→ Work task
In the listing below, repeat exactly every line from the first through the line containing "Change from the", with nothing else.

##### Supplied material #####

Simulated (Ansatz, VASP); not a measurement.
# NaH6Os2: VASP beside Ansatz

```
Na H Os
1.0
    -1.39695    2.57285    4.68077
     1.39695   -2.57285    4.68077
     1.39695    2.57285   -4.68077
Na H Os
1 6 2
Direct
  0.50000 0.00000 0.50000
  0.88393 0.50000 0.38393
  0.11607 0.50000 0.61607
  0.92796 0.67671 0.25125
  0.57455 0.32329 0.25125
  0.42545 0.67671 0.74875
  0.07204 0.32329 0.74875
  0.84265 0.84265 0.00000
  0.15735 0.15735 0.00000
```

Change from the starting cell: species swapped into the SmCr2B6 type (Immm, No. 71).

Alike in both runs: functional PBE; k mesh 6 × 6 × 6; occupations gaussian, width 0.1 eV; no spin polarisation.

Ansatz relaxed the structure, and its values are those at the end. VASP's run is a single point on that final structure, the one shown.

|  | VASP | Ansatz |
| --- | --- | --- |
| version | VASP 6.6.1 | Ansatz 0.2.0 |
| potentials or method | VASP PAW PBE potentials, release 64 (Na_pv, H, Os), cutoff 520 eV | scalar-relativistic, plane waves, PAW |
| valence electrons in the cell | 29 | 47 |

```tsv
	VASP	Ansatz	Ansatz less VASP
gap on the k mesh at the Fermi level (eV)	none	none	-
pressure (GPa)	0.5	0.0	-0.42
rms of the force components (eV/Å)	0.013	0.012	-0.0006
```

#####

→ Answer space
Simulated (Ansatz, VASP); not a measurement.
# NaH6Os2: VASP beside Ansatz

```
Na H Os
1.0
    -1.39695    2.57285    4.68077
     1.39695   -2.57285    4.68077
     1.39695    2.57285   -4.68077
Na H Os
1 6 2
Direct
  0.50000 0.00000 0.50000
  0.88393 0.50000 0.38393
  0.11607 0.50000 0.61607
  0.92796 0.67671 0.25125
  0.57455 0.32329 0.25125
  0.42545 0.67671 0.74875
  0.07204 0.32329 0.74875
  0.84265 0.84265 0.00000
  0.15735 0.15735 0.00000
```

Change from the starting cell: species swapped into the SmCr2B6 type (Immm, No. 71).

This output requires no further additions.